# Assigned task:
Return the lines below exactly, from the first one through the line that has "Its results: band". Leave out everything after it.

# Extracted information:
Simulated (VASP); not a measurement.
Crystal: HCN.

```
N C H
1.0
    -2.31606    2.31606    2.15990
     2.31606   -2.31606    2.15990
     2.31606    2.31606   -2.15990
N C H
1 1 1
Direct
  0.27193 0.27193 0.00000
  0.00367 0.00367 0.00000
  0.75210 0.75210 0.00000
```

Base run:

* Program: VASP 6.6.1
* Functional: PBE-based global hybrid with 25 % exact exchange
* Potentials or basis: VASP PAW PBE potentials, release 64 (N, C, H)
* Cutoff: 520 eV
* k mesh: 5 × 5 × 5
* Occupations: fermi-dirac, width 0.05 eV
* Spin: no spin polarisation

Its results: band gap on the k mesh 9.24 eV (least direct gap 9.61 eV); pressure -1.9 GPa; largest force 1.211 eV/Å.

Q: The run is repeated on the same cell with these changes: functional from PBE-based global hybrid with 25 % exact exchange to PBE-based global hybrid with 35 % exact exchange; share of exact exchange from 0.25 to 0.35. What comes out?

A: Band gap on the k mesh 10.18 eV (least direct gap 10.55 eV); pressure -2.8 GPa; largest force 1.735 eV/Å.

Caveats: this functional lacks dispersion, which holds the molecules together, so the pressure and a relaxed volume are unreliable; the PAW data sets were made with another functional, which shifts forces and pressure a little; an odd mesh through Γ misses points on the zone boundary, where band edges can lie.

# Answer section:
Simulated (VASP); not a measurement.
Crystal: HCN.

```
N C H
1.0
    -2.31606    2.31606    2.15990
     2.31606   -2.31606    2.15990
     2.31606    2.31606   -2.15990
N C H
1 1 1
Direct
  0.27193 0.27193 0.00000
  0.00367 0.00367 0.00000
  0.75210 0.75210 0.00000
```

Base run:

* Program: VASP 6.6.1
* Functional: PBE-based global hybrid with 25 % exact exchange
* Potentials or basis: VASP PAW PBE potentials, release 64 (N, C, H)
* Cutoff: 520 eV
* k mesh: 5 × 5 × 5
* Occupations: fermi-dirac, width 0.05 eV
* Spin: no spin polarisation

Its results: band gap on the k mesh 9.24 eV (least direct gap 9.61 eV); pressure -1.9 GPa; largest force 1.211 eV/Å.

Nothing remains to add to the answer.